I need the lines below from the one with "Dilute limit of" down to the one with "Orientation term of" reproduced exactly, both ends included, and nothing else.

<<<<

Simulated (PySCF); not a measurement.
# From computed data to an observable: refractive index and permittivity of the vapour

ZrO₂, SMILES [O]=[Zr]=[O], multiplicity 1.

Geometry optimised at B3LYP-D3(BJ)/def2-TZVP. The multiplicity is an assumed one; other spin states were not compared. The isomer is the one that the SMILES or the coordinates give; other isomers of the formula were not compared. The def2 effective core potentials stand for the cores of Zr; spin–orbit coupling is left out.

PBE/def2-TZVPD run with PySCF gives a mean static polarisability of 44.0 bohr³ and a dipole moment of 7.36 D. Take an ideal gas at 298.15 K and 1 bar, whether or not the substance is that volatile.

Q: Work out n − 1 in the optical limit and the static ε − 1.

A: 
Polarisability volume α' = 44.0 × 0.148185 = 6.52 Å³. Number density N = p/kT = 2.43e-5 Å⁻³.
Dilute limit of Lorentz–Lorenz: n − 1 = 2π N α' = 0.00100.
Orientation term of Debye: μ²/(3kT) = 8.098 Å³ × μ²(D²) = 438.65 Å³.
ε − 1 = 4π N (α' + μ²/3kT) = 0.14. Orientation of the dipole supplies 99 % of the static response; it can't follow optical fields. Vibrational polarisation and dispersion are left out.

>>>>

■ REPLY
Dilute limit of Lorentz–Lorenz: n − 1 = 2π N α' = 0.00100.
Orientation term of Debye: μ²/(3kT) = 8.098 Å³ × μ²(D²) = 438.65 Å³.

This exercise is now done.